■ Data:
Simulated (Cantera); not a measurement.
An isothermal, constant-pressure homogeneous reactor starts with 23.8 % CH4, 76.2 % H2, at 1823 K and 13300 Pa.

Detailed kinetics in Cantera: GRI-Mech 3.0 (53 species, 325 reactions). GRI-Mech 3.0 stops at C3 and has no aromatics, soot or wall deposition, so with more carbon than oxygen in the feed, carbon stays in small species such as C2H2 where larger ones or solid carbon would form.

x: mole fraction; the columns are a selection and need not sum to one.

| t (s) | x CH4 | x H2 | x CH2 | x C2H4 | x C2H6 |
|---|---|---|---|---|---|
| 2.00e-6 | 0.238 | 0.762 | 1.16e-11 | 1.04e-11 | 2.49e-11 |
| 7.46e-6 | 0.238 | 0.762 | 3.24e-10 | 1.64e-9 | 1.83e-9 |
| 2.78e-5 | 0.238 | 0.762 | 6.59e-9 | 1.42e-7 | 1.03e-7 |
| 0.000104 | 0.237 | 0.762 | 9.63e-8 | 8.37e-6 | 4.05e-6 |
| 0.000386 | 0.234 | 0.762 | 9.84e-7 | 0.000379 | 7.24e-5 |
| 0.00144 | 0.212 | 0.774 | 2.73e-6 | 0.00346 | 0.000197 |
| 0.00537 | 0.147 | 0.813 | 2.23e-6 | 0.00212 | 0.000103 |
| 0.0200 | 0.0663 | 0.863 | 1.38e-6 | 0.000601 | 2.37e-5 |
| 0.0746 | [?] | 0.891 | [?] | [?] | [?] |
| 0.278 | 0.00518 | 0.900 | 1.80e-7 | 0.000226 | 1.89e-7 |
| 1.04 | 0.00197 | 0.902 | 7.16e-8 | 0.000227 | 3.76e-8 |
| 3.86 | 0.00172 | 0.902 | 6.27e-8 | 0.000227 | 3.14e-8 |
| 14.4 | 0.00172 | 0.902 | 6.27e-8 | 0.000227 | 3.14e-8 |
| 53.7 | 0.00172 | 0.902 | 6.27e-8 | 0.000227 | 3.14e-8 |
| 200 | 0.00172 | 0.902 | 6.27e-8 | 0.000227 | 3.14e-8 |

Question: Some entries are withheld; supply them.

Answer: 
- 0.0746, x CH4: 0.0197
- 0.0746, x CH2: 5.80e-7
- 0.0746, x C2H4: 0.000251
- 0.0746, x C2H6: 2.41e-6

■ Work instruction: Reproduce exactly, and with no other material, the lines between those holding "0.000226 | 1.89e-7 |" and "- 0.0746, x C2H4: 0.000251", inclusive.

■ Written reply:
| 0.278 | 0.00518 | 0.900 | 1.80e-7 | 0.000226 | 1.89e-7 |
| 1.04 | 0.00197 | 0.902 | 7.16e-8 | 0.000227 | 3.76e-8 |
| 3.86 | 0.00172 | 0.902 | 6.27e-8 | 0.000227 | 3.14e-8 |
| 14.4 | 0.00172 | 0.902 | 6.27e-8 | 0.000227 | 3.14e-8 |
| 53.7 | 0.00172 | 0.902 | 6.27e-8 | 0.000227 | 3.14e-8 |
| 200 | 0.00172 | 0.902 | 6.27e-8 | 0.000227 | 3.14e-8 |

Question: Some entries are withheld; supply them.

Answer: 
- 0.0746, x CH4: 0.0197
- 0.0746, x CH2: 5.80e-7
- 0.0746, x C2H4: 0.000251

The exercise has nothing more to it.